(Excerpted data)

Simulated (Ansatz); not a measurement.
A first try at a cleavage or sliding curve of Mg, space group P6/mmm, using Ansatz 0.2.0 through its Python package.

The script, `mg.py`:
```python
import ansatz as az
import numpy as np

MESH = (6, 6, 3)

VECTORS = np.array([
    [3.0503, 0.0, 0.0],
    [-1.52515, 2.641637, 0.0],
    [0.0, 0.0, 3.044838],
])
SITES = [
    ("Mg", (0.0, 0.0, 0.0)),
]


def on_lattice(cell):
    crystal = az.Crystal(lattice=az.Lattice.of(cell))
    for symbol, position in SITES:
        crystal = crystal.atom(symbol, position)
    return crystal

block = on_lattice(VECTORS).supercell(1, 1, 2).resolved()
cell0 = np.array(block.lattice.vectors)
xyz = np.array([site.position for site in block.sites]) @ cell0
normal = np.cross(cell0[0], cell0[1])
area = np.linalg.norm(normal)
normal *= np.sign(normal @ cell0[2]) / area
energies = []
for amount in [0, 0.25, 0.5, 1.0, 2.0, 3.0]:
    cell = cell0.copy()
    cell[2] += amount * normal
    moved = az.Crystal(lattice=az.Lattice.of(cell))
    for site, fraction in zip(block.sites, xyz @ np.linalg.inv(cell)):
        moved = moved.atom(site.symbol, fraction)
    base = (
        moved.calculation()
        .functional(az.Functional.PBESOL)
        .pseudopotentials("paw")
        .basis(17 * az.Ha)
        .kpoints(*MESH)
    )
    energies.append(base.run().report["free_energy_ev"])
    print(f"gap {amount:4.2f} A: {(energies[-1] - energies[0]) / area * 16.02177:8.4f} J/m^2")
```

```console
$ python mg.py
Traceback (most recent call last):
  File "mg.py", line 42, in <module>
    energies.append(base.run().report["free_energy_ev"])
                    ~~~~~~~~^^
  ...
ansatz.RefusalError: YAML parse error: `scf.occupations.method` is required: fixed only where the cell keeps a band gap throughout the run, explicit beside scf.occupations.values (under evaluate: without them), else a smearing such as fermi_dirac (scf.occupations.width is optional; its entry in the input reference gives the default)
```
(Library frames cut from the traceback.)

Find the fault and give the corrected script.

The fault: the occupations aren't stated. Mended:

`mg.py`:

(End Excerpted data)

Starting at the first line of the records, print each line exactly, stopping after the line that contains "Find the fault and give the corrected script.".

Simulated (Ansatz); not a measurement.
A first try at a cleavage or sliding curve of Mg, space group P6/mmm, using Ansatz 0.2.0 through its Python package.

The script, `mg.py`:
```python
import ansatz as az
import numpy as np

MESH = (6, 6, 3)

VECTORS = np.array([
    [3.0503, 0.0, 0.0],
    [-1.52515, 2.641637, 0.0],
    [0.0, 0.0, 3.044838],
])
SITES = [
    ("Mg", (0.0, 0.0, 0.0)),
]


def on_lattice(cell):
    crystal = az.Crystal(lattice=az.Lattice.of(cell))
    for symbol, position in SITES:
        crystal = crystal.atom(symbol, position)
    return crystal

block = on_lattice(VECTORS).supercell(1, 1, 2).resolved()
cell0 = np.array(block.lattice.vectors)
xyz = np.array([site.position for site in block.sites]) @ cell0
normal = np.cross(cell0[0], cell0[1])
area = np.linalg.norm(normal)
normal *= np.sign(normal @ cell0[2]) / area
energies = []
for amount in [0, 0.25, 0.5, 1.0, 2.0, 3.0]:
    cell = cell0.copy()
    cell[2] += amount * normal
    moved = az.Crystal(lattice=az.Lattice.of(cell))
    for site, fraction in zip(block.sites, xyz @ np.linalg.inv(cell)):
        moved = moved.atom(site.symbol, fraction)
    base = (
        moved.calculation()
        .functional(az.Functional.PBESOL)
        .pseudopotentials("paw")
        .basis(17 * az.Ha)
        .kpoints(*MESH)
    )
    energies.append(base.run().report["free_energy_ev"])
    print(f"gap {amount:4.2f} A: {(energies[-1] - energies[0]) / area * 16.02177:8.4f} J/m^2")
```

```console
$ python mg.py
Traceback (most recent call last):
  File "mg.py", line 42, in <module>
    energies.append(base.run().report["free_energy_ev"])
                    ~~~~~~~~^^
  ...
ansatz.RefusalError: YAML parse error: `scf.occupations.method` is required: fixed only where the cell keeps a band gap throughout the run, explicit beside scf.occupations.values (under evaluate: without them), else a smearing such as fermi_dirac (scf.occupations.width is optional; its entry in the input reference gives the default)
```
(Library frames cut from the traceback.)

Find the fault and give the corrected script.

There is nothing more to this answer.